_WORK ORDER:_ Quote the records below word for word, please, from the very first line through the one that contains "# Ni: one cell, many SCF starts, part 2 of 2", and nothing beyond it.

══════════════════════════════
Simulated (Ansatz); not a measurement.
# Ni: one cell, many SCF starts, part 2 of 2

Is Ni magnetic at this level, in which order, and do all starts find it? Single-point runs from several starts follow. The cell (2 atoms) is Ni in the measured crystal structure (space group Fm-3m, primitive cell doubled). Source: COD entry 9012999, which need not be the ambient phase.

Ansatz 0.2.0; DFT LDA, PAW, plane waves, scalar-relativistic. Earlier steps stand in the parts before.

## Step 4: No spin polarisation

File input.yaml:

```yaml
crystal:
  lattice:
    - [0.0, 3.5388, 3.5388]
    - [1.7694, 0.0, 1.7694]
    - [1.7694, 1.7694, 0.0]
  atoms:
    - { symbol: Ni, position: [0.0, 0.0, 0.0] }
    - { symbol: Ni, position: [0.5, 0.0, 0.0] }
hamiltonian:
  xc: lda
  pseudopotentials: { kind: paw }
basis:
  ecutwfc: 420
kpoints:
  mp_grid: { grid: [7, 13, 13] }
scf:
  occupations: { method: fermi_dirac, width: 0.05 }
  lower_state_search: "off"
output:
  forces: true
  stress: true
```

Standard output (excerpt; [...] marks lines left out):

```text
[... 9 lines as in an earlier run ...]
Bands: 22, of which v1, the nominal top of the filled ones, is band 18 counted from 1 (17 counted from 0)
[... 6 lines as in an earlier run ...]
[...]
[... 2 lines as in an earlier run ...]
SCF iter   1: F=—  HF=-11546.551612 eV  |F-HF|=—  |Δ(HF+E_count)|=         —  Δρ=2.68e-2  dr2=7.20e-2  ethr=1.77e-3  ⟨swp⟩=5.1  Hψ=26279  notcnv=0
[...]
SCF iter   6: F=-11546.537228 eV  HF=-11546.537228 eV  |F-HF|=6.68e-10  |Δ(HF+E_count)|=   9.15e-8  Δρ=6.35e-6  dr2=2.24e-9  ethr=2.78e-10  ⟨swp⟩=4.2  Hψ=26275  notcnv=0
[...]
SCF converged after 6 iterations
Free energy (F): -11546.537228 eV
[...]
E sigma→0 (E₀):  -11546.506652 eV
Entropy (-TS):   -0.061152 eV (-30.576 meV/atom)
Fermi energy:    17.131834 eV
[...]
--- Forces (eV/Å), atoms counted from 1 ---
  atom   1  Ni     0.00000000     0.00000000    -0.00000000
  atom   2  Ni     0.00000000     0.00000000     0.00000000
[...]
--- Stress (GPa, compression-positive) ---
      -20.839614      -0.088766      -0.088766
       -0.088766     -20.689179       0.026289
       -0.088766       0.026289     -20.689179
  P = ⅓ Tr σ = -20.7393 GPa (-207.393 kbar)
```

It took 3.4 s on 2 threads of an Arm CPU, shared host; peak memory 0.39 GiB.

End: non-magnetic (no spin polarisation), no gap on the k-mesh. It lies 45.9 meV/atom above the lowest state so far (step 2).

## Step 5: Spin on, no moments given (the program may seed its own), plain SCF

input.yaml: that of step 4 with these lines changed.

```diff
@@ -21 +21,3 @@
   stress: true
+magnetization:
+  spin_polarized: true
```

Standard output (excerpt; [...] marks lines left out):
══════════════════════════════

_TASK SOLUTION:_
Simulated (Ansatz); not a measurement.
# Ni: one cell, many SCF starts, part 2 of 2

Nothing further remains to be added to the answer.